Brief: In the records that follow, find the line with "VASP | Ansatz |"; from there, retype every line exactly through the line with "- size of Vzz", which also belongs to the answer.

BEGIN Provided information

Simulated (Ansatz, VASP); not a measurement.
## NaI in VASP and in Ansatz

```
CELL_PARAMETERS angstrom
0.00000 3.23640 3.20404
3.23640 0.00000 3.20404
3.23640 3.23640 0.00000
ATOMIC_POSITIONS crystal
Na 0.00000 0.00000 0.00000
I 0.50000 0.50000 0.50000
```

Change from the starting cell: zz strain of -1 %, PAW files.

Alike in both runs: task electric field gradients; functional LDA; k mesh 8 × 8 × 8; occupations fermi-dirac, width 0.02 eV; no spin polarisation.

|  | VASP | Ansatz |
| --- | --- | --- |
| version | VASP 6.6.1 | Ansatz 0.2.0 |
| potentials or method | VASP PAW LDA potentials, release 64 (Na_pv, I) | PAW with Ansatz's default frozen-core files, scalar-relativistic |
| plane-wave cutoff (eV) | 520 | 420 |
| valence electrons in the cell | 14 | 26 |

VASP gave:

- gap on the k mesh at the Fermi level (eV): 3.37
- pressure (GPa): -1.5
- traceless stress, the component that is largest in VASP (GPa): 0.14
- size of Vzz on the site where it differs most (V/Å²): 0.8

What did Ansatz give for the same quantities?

END Provided information

Task answer:
|  | VASP | Ansatz |
| --- | --- | --- |
| version | VASP 6.6.1 | Ansatz 0.2.0 |
| potentials or method | VASP PAW LDA potentials, release 64 (Na_pv, I) | PAW with Ansatz's default frozen-core files, scalar-relativistic |
| plane-wave cutoff (eV) | 520 | 420 |
| valence electrons in the cell | 14 | 26 |

VASP gave:

- gap on the k mesh at the Fermi level (eV): 3.37
- pressure (GPa): -1.5
- traceless stress, the component that is largest in VASP (GPa): 0.14
- size of Vzz on the site where it differs most (V/Å²): 0.8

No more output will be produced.